**ASSIGNED TASK**:
Output each entry exactly; skip nothing.

+ + +

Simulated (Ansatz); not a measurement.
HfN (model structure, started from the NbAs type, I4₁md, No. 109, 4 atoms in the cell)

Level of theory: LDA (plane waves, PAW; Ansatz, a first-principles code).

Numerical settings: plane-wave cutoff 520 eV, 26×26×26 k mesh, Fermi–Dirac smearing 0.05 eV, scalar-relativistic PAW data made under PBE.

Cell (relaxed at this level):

+ + +

**ANSWER SECTION**:
Simulated (Ansatz); not a measurement.
HfN (model structure, started from the NbAs type, I4₁md, No. 109, 4 atoms in the cell)

Level of theory: LDA (plane waves, PAW; Ansatz, a first-principles code).

Numerical settings: plane-wave cutoff 520 eV, 26×26×26 k mesh, Fermi–Dirac smearing 0.05 eV, scalar-relativistic PAW data made under PBE.

Cell (relaxed at this level):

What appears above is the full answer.